◆ Work instruction: Repeat exactly the opening lines of the records, ending with the line that contains "The input as".

Segment Start: Supplied information

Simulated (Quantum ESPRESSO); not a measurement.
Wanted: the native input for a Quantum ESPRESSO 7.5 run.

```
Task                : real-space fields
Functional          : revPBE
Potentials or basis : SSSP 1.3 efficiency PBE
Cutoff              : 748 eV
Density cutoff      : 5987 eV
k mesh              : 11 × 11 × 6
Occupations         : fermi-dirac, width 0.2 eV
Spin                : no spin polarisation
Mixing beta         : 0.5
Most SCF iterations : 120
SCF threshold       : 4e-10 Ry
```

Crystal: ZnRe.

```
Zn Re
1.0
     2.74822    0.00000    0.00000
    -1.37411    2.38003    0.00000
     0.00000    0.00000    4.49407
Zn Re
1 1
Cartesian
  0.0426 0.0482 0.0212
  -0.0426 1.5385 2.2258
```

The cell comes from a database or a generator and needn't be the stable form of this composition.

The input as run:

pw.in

Segment End: Supplied information

◆ Problem solution:
Simulated (Quantum ESPRESSO); not a measurement.
Wanted: the native input for a Quantum ESPRESSO 7.5 run.

```
Task                : real-space fields
Functional          : revPBE
Potentials or basis : SSSP 1.3 efficiency PBE
Cutoff              : 748 eV
Density cutoff      : 5987 eV
k mesh              : 11 × 11 × 6
Occupations         : fermi-dirac, width 0.2 eV
Spin                : no spin polarisation
Mixing beta         : 0.5
Most SCF iterations : 120
SCF threshold       : 4e-10 Ry
```

Crystal: ZnRe.

```
Zn Re
1.0
     2.74822    0.00000    0.00000
    -1.37411    2.38003    0.00000
     0.00000    0.00000    4.49407
Zn Re
1 1
Cartesian
  0.0426 0.0482 0.0212
  -0.0426 1.5385 2.2258
```

The cell comes from a database or a generator and needn't be the stable form of this composition.

The input as run:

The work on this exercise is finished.